- _Data excerpts_:
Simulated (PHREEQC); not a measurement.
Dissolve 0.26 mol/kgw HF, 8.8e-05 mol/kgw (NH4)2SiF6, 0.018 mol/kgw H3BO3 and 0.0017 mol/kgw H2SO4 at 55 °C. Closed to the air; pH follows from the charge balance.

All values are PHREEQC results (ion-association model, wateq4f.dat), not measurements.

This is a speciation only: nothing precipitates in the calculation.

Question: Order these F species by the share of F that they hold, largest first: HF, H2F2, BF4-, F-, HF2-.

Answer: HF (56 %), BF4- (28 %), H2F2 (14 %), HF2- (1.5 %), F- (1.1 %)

- _Task item_:
Exactly as written, transcribe each line of the data.

- _Solution_:
Simulated (PHREEQC); not a measurement.
Dissolve 0.26 mol/kgw HF, 8.8e-05 mol/kgw (NH4)2SiF6, 0.018 mol/kgw H3BO3 and 0.0017 mol/kgw H2SO4 at 55 °C. Closed to the air; pH follows from the charge balance.

All values are PHREEQC results (ion-association model, wateq4f.dat), not measurements.

This is a speciation only: nothing precipitates in the calculation.

Question: Order these F species by the share of F that they hold, largest first: HF, H2F2, BF4-, F-, HF2-.

Answer: HF (56 %), BF4- (28 %), H2F2 (14 %), HF2- (1.5 %), F- (1.1 %)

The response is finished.